Top of Recorded information

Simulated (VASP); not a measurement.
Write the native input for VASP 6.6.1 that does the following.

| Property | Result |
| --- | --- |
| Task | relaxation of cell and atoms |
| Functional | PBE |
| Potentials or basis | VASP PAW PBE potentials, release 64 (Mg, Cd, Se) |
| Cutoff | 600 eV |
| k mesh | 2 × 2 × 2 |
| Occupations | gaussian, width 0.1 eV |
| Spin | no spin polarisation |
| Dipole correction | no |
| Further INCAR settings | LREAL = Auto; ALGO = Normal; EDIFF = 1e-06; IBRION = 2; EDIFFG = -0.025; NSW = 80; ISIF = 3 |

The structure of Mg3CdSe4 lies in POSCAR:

Bottom of Recorded information

» **Exercise**
From the data above, output only the lines between the line containing "Cutoff | 600 eV |" and the line containing "80; ISIF = 3 |", inclusive, exactly as written.

» **Exercise answer**
| Cutoff | 600 eV |
| k mesh | 2 × 2 × 2 |
| Occupations | gaussian, width 0.1 eV |
| Spin | no spin polarisation |
| Dipole correction | no |
| Further INCAR settings | LREAL = Auto; ALGO = Normal; EDIFF = 1e-06; IBRION = 2; EDIFFG = -0.025; NSW = 80; ISIF = 3 |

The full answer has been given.